-- Opening Marker --

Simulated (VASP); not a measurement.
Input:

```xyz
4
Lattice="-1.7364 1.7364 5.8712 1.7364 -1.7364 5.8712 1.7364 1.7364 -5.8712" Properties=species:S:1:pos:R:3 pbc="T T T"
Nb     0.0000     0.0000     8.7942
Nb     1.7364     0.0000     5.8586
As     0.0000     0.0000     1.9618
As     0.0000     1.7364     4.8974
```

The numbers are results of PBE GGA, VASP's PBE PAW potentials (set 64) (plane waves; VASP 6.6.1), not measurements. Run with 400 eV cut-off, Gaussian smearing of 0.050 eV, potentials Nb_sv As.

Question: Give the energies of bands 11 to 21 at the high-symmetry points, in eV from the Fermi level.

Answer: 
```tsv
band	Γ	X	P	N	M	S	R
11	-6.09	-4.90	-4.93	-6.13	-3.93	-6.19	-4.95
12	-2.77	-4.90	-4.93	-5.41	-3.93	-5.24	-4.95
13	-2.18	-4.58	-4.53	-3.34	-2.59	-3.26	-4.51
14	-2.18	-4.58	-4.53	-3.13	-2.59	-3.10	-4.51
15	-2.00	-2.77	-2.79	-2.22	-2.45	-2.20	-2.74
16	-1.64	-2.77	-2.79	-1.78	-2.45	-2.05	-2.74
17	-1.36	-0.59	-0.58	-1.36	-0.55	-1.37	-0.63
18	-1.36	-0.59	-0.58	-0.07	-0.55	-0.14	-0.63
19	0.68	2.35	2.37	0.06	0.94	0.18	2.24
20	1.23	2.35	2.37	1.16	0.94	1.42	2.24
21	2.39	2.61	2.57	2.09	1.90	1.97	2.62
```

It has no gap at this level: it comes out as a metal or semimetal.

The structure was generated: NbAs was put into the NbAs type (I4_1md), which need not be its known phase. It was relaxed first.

-- Closing Marker --

> [ASSIGNED TASK]:
Please give again the lines above between the line holding "Question: Give the" and the line holding "It has no gap", inclusive, exactly as they are and with nothing added.

> [ANSWER SECTION]:
Question: Give the energies of bands 11 to 21 at the high-symmetry points, in eV from the Fermi level.

Answer: 
```tsv
band	Γ	X	P	N	M	S	R
11	-6.09	-4.90	-4.93	-6.13	-3.93	-6.19	-4.95
12	-2.77	-4.90	-4.93	-5.41	-3.93	-5.24	-4.95
13	-2.18	-4.58	-4.53	-3.34	-2.59	-3.26	-4.51
14	-2.18	-4.58	-4.53	-3.13	-2.59	-3.10	-4.51
15	-2.00	-2.77	-2.79	-2.22	-2.45	-2.20	-2.74
16	-1.64	-2.77	-2.79	-1.78	-2.45	-2.05	-2.74
17	-1.36	-0.59	-0.58	-1.36	-0.55	-1.37	-0.63
18	-1.36	-0.59	-0.58	-0.07	-0.55	-0.14	-0.63
19	0.68	2.35	2.37	0.06	0.94	0.18	2.24
20	1.23	2.35	2.37	1.16	0.94	1.42	2.24
21	2.39	2.61	2.57	2.09	1.90	1.97	2.62
```

It has no gap at this level: it comes out as a metal or semimetal.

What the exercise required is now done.